-------- STUDY MATERIAL --------
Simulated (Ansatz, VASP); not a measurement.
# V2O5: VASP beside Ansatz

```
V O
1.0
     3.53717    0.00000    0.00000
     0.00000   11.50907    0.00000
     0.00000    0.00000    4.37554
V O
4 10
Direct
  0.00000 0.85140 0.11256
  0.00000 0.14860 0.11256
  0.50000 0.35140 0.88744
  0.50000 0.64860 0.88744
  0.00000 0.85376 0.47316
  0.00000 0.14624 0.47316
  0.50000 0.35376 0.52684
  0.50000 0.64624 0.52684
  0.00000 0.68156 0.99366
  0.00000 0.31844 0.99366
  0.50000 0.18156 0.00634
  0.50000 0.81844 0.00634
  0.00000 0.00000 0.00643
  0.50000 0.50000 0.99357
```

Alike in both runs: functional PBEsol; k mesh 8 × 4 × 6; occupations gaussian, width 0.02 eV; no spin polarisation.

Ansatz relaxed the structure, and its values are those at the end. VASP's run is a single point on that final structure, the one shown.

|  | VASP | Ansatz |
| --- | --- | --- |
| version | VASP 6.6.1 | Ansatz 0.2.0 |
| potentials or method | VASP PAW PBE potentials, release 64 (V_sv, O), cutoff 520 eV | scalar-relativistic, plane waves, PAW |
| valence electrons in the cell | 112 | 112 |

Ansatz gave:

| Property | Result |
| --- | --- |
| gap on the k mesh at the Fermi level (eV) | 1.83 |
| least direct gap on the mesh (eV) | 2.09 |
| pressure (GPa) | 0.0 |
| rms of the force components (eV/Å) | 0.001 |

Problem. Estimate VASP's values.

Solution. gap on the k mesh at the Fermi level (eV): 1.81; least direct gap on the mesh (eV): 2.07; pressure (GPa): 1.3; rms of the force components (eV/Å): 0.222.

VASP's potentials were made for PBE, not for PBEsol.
--------

● **TASK ITEM**
Return nothing but the lines from the top of the records above through the line that has "Problem. Estimate VASP's values.". Keep each one exact.

● **EXPECTED ANSWER**
Simulated (Ansatz, VASP); not a measurement.
# V2O5: VASP beside Ansatz

```
V O
1.0
     3.53717    0.00000    0.00000
     0.00000   11.50907    0.00000
     0.00000    0.00000    4.37554
V O
4 10
Direct
  0.00000 0.85140 0.11256
  0.00000 0.14860 0.11256
  0.50000 0.35140 0.88744
  0.50000 0.64860 0.88744
  0.00000 0.85376 0.47316
  0.00000 0.14624 0.47316
  0.50000 0.35376 0.52684
  0.50000 0.64624 0.52684
  0.00000 0.68156 0.99366
  0.00000 0.31844 0.99366
  0.50000 0.18156 0.00634
  0.50000 0.81844 0.00634
  0.00000 0.00000 0.00643
  0.50000 0.50000 0.99357
```

Alike in both runs: functional PBEsol; k mesh 8 × 4 × 6; occupations gaussian, width 0.02 eV; no spin polarisation.

Ansatz relaxed the structure, and its values are those at the end. VASP's run is a single point on that final structure, the one shown.

|  | VASP | Ansatz |
| --- | --- | --- |
| version | VASP 6.6.1 | Ansatz 0.2.0 |
| potentials or method | VASP PAW PBE potentials, release 64 (V_sv, O), cutoff 520 eV | scalar-relativistic, plane waves, PAW |
| valence electrons in the cell | 112 | 112 |

Ansatz gave:

| Property | Result |
| --- | --- |
| gap on the k mesh at the Fermi level (eV) | 1.83 |
| least direct gap on the mesh (eV) | 2.09 |
| pressure (GPa) | 0.0 |
| rms of the force components (eV/Å) | 0.001 |

Problem. Estimate VASP's values.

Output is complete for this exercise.